Source data:
=-=-=
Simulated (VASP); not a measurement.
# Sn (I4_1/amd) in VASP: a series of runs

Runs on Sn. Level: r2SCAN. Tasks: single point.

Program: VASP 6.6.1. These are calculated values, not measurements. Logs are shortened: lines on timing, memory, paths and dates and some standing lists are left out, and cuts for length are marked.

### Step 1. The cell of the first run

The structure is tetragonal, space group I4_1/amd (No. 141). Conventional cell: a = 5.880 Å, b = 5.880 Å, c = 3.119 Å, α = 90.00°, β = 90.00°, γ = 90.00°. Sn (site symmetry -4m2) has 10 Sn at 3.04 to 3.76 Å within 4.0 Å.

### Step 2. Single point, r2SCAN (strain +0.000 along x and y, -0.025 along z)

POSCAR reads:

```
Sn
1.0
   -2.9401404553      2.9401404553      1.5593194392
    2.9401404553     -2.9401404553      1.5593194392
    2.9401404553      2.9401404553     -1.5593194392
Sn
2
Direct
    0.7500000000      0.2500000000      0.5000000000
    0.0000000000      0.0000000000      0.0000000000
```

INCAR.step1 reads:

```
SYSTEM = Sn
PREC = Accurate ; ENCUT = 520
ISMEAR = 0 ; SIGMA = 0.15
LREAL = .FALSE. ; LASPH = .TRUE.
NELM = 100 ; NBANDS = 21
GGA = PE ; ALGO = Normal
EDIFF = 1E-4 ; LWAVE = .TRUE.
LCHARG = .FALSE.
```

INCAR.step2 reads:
=-=-=

Write out the material above exactly, please, from its first line up to and including the line where "Program: VASP 6.6.1." appears, and stop there.

Simulated (VASP); not a measurement.
# Sn (I4_1/amd) in VASP: a series of runs

Runs on Sn. Level: r2SCAN. Tasks: single point.

Program: VASP 6.6.1. These are calculated values, not measurements. Logs are shortened: lines on timing, memory, paths and dates and some standing lists are left out, and cuts for length are marked.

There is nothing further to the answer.